Assignment
Look through the records below for the line holding "point with PBEsol**". Write it out exactly, with each following line through the line holding "ferromagnetic start |".

Recorded information
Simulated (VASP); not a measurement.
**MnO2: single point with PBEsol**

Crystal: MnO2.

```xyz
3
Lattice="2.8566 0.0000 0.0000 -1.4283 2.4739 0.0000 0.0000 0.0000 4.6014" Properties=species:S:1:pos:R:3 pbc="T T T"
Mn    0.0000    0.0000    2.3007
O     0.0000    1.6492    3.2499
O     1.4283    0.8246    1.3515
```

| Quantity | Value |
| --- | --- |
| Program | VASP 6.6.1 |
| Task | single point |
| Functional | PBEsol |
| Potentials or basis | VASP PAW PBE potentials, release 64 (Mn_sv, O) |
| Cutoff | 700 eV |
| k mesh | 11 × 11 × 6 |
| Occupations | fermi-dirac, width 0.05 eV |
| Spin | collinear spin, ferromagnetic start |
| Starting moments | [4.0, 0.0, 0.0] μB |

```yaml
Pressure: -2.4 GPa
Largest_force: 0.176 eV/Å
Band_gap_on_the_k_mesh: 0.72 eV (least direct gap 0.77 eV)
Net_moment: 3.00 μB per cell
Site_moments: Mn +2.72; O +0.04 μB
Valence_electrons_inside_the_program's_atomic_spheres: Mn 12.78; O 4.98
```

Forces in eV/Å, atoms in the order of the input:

Written answer
**MnO2: single point with PBEsol**

Crystal: MnO2.

```xyz
3
Lattice="2.8566 0.0000 0.0000 -1.4283 2.4739 0.0000 0.0000 0.0000 4.6014" Properties=species:S:1:pos:R:3 pbc="T T T"
Mn    0.0000    0.0000    2.3007
O     0.0000    1.6492    3.2499
O     1.4283    0.8246    1.3515
```

| Quantity | Value |
| --- | --- |
| Program | VASP 6.6.1 |
| Task | single point |
| Functional | PBEsol |
| Potentials or basis | VASP PAW PBE potentials, release 64 (Mn_sv, O) |
| Cutoff | 700 eV |
| k mesh | 11 × 11 × 6 |
| Occupations | fermi-dirac, width 0.05 eV |
| Spin | collinear spin, ferromagnetic start |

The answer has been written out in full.